**ASSIGNED TASK:** Output the entries exactly.

------

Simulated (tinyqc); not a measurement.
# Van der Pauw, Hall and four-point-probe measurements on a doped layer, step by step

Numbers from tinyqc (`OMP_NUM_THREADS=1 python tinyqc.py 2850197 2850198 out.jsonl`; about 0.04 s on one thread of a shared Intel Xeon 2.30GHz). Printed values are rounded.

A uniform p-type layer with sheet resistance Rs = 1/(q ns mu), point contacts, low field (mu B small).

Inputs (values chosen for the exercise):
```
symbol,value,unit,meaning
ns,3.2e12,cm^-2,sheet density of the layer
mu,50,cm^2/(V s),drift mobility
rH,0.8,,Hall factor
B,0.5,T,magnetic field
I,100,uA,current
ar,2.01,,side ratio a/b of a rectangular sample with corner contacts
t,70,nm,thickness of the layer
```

------

**REPLY:**
Simulated (tinyqc); not a measurement.
# Van der Pauw, Hall and four-point-probe measurements on a doped layer, step by step

Numbers from tinyqc (`OMP_NUM_THREADS=1 python tinyqc.py 2850197 2850198 out.jsonl`; about 0.04 s on one thread of a shared Intel Xeon 2.30GHz). Printed values are rounded.

A uniform p-type layer with sheet resistance Rs = 1/(q ns mu), point contacts, low field (mu B small).

Inputs (values chosen for the exercise):
```
symbol,value,unit,meaning
ns,3.2e12,cm^-2,sheet density of the layer
mu,50,cm^2/(V s),drift mobility
rH,0.8,,Hall factor
B,0.5,T,magnetic field
I,100,uA,current
ar,2.01,,side ratio a/b of a rectangular sample with corner contacts
t,70,nm,thickness of the layer
```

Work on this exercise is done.